=== Begin Enclosure ===

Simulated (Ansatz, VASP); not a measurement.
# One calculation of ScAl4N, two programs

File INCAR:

=== End Enclosure ===

(Action item)
Reproduce the preceding records exactly and completely.

(Result)
Simulated (Ansatz, VASP); not a measurement.
# One calculation of ScAl4N, two programs

File INCAR:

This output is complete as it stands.